**INFORMATION PROVIDED:**
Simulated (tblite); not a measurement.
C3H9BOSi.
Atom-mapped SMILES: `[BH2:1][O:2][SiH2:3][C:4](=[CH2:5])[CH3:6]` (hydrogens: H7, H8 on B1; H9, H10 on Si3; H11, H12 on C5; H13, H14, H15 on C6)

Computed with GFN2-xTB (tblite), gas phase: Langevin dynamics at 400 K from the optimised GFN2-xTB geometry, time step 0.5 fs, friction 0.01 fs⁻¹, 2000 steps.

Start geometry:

**ASSIGNMENT:** Repeat the listing in its entirety, keeping each line as it is.

**REPLY:**
Simulated (tblite); not a measurement.
C3H9BOSi.
Atom-mapped SMILES: `[BH2:1][O:2][SiH2:3][C:4](=[CH2:5])[CH3:6]` (hydrogens: H7, H8 on B1; H9, H10 on Si3; H11, H12 on C5; H13, H14, H15 on C6)

Computed with GFN2-xTB (tblite), gas phase: Langevin dynamics at 400 K from the optimised GFN2-xTB geometry, time step 0.5 fs, friction 0.01 fs⁻¹, 2000 steps.

Start geometry:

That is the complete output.